* **Activity**
Lines from the first one down to the one containing "70.83 | 0.00 |" in the data below are the only ones needed; please return them exactly, both ends included.

* **Extracted material**
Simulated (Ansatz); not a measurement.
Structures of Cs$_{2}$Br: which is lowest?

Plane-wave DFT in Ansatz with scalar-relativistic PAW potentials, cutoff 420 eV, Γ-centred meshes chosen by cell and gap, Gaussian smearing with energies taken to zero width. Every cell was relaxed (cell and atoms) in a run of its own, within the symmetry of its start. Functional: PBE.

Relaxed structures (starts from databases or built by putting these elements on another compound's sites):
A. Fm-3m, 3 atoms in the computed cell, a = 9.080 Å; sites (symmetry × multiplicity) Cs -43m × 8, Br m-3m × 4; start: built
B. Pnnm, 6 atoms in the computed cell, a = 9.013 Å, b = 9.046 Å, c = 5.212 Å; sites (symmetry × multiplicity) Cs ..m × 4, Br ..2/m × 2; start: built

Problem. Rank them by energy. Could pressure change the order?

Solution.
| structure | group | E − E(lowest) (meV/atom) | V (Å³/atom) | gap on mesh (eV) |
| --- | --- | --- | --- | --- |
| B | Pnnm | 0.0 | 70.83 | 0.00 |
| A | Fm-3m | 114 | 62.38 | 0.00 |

* **Answer section**
Simulated (Ansatz); not a measurement.
Structures of Cs$_{2}$Br: which is lowest?

Plane-wave DFT in Ansatz with scalar-relativistic PAW potentials, cutoff 420 eV, Γ-centred meshes chosen by cell and gap, Gaussian smearing with energies taken to zero width. Every cell was relaxed (cell and atoms) in a run of its own, within the symmetry of its start. Functional: PBE.

Relaxed structures (starts from databases or built by putting these elements on another compound's sites):
A. Fm-3m, 3 atoms in the computed cell, a = 9.080 Å; sites (symmetry × multiplicity) Cs -43m × 8, Br m-3m × 4; start: built
B. Pnnm, 6 atoms in the computed cell, a = 9.013 Å, b = 9.046 Å, c = 5.212 Å; sites (symmetry × multiplicity) Cs ..m × 4, Br ..2/m × 2; start: built

Problem. Rank them by energy. Could pressure change the order?

Solution.
| structure | group | E − E(lowest) (meV/atom) | V (Å³/atom) | gap on mesh (eV) |
| --- | --- | --- | --- | --- |
| B | Pnnm | 0.0 | 70.83 | 0.00 |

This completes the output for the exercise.